**WORK INSTRUCTION:**
Only a slice of the listing below is wanted. Retype the lines from the one containing "POTCAR, in this" through the one containing "(NGX, NGY, NGZ)?", exactly, both ends included.

%%

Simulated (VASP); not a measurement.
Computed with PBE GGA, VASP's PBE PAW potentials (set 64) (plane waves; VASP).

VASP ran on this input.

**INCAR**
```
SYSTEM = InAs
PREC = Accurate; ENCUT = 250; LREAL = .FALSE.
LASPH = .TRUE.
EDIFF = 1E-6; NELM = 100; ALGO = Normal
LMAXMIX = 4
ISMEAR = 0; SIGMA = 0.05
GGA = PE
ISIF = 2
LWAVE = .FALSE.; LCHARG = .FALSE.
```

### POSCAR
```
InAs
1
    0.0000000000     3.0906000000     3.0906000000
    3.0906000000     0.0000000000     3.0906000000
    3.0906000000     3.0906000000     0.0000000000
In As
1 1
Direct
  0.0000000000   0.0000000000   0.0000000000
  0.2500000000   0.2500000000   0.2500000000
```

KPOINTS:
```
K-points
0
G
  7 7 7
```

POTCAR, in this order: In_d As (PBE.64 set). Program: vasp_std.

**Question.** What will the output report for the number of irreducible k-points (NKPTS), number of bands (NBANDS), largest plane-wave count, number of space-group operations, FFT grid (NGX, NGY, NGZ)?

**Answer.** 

%%

**RESPONSE AREA:**
POTCAR, in this order: In_d As (PBE.64 set). Program: vasp_std.

**Question.** What will the output report for the number of irreducible k-points (NKPTS), number of bands (NBANDS), largest plane-wave count, number of space-group operations, FFT grid (NGX, NGY, NGZ)?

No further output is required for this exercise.